Requirement: Once the records below have been read, copy them all out exactly.

-------

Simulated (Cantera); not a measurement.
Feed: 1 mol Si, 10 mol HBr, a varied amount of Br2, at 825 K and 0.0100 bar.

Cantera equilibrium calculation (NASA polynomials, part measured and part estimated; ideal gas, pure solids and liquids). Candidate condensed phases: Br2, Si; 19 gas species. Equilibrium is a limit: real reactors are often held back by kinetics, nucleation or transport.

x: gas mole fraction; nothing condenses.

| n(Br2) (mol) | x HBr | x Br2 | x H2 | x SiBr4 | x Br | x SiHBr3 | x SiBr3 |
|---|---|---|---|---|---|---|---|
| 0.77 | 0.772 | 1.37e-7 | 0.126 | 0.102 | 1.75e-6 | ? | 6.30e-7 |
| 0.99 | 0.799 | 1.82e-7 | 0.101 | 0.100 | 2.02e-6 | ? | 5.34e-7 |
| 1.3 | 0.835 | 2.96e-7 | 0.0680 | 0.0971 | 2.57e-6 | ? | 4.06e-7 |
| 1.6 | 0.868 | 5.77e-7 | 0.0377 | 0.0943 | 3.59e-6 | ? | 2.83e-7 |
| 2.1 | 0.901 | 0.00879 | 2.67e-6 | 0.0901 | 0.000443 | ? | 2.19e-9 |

-------

Response area:
Simulated (Cantera); not a measurement.
Feed: 1 mol Si, 10 mol HBr, a varied amount of Br2, at 825 K and 0.0100 bar.

Cantera equilibrium calculation (NASA polynomials, part measured and part estimated; ideal gas, pure solids and liquids). Candidate condensed phases: Br2, Si; 19 gas species. Equilibrium is a limit: real reactors are often held back by kinetics, nucleation or transport.

x: gas mole fraction; nothing condenses.

| n(Br2) (mol) | x HBr | x Br2 | x H2 | x SiBr4 | x Br | x SiHBr3 | x SiBr3 |
|---|---|---|---|---|---|---|---|
| 0.77 | 0.772 | 1.37e-7 | 0.126 | 0.102 | 1.75e-6 | ? | 6.30e-7 |
| 0.99 | 0.799 | 1.82e-7 | 0.101 | 0.100 | 2.02e-6 | ? | 5.34e-7 |
| 1.3 | 0.835 | 2.96e-7 | 0.0680 | 0.0971 | 2.57e-6 | ? | 4.06e-7 |
| 1.6 | 0.868 | 5.77e-7 | 0.0377 | 0.0943 | 3.59e-6 | ? | 2.83e-7 |
| 2.1 | 0.901 | 0.00879 | 2.67e-6 | 0.0901 | 0.000443 | ? | 2.19e-9 |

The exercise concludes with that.